ASSIGNED TASK →
Copy word for word, please, the lines of the entries below running from the one containing "Ge3 lies behind" to the one containing "Question: What is", both ends included.

++++ EXTRACTED RECORDS ++++

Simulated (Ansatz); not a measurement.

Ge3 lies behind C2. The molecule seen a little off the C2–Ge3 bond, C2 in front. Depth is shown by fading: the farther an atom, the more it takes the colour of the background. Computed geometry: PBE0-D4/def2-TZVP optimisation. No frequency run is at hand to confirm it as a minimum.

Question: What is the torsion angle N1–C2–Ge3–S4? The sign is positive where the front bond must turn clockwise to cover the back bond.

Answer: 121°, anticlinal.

++++

REPLY →
Ge3 lies behind C2. The molecule seen a little off the C2–Ge3 bond, C2 in front. Depth is shown by fading: the farther an atom, the more it takes the colour of the background. Computed geometry: PBE0-D4/def2-TZVP optimisation. No frequency run is at hand to confirm it as a minimum.

Question: What is the torsion angle N1–C2–Ge3–S4? The sign is positive where the front bond must turn clockwise to cover the back bond.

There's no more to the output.